* **Required action**: An exact, complete copy of the data that follows is needed.

╭─ Source material

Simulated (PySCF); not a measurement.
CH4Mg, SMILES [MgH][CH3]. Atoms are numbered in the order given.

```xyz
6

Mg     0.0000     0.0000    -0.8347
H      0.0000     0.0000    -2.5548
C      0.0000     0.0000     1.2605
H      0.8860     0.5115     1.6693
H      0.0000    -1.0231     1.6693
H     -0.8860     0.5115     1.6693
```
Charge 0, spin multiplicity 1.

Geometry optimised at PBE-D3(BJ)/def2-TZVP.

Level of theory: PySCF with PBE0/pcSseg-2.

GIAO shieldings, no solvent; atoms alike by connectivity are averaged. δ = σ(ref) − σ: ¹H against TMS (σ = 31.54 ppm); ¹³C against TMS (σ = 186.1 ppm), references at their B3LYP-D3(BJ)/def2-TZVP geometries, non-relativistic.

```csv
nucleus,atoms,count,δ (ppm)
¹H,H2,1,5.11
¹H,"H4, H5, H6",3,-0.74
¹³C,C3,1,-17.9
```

╰─

* **Written reply**:
Simulated (PySCF); not a measurement.
CH4Mg, SMILES [MgH][CH3]. Atoms are numbered in the order given.

```xyz
6

Mg     0.0000     0.0000    -0.8347
H      0.0000     0.0000    -2.5548
C      0.0000     0.0000     1.2605
H      0.8860     0.5115     1.6693
H      0.0000    -1.0231     1.6693
H     -0.8860     0.5115     1.6693
```
Charge 0, spin multiplicity 1.

Geometry optimised at PBE-D3(BJ)/def2-TZVP.

Level of theory: PySCF with PBE0/pcSseg-2.

GIAO shieldings, no solvent; atoms alike by connectivity are averaged. δ = σ(ref) − σ: ¹H against TMS (σ = 31.54 ppm); ¹³C against TMS (σ = 186.1 ppm), references at their B3LYP-D3(BJ)/def2-TZVP geometries, non-relativistic.

```csv
nucleus,atoms,count,δ (ppm)
¹H,H2,1,5.11
¹H,"H4, H5, H6",3,-0.74
¹³C,C3,1,-17.9
```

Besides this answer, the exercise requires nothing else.